---*---

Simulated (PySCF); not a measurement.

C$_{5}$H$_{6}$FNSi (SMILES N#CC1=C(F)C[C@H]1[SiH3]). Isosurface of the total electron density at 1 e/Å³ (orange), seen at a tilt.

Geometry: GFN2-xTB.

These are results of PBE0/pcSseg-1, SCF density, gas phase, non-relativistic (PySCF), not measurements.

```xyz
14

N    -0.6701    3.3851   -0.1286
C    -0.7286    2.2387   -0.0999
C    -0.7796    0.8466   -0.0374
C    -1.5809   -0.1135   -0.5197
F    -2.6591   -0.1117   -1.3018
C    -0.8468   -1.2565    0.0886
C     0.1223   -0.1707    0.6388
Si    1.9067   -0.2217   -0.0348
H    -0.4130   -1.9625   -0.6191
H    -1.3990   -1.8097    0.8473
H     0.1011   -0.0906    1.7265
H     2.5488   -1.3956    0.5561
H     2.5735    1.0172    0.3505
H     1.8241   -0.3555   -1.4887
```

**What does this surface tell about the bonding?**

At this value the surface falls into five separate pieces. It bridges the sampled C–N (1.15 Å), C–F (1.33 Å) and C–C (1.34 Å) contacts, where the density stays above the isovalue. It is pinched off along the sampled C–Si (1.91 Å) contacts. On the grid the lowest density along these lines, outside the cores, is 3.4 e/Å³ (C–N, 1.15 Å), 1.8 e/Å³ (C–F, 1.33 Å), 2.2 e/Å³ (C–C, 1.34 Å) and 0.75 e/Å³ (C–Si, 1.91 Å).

---*---

__BRIEF__
Set down the entries above again, word for word.

__EXERCISE ANSWER__
Simulated (PySCF); not a measurement.

C$_{5}$H$_{6}$FNSi (SMILES N#CC1=C(F)C[C@H]1[SiH3]). Isosurface of the total electron density at 1 e/Å³ (orange), seen at a tilt.

Geometry: GFN2-xTB.

These are results of PBE0/pcSseg-1, SCF density, gas phase, non-relativistic (PySCF), not measurements.

```xyz
14

N    -0.6701    3.3851   -0.1286
C    -0.7286    2.2387   -0.0999
C    -0.7796    0.8466   -0.0374
C    -1.5809   -0.1135   -0.5197
F    -2.6591   -0.1117   -1.3018
C    -0.8468   -1.2565    0.0886
C     0.1223   -0.1707    0.6388
Si    1.9067   -0.2217   -0.0348
H    -0.4130   -1.9625   -0.6191
H    -1.3990   -1.8097    0.8473
H     0.1011   -0.0906    1.7265
H     2.5488   -1.3956    0.5561
H     2.5735    1.0172    0.3505
H     1.8241   -0.3555   -1.4887
```

**What does this surface tell about the bonding?**

At this value the surface falls into five separate pieces. It bridges the sampled C–N (1.15 Å), C–F (1.33 Å) and C–C (1.34 Å) contacts, where the density stays above the isovalue. It is pinched off along the sampled C–Si (1.91 Å) contacts. On the grid the lowest density along these lines, outside the cores, is 3.4 e/Å³ (C–N, 1.15 Å), 1.8 e/Å³ (C–F, 1.33 Å), 2.2 e/Å³ (C–C, 1.34 Å) and 0.75 e/Å³ (C–Si, 1.91 Å).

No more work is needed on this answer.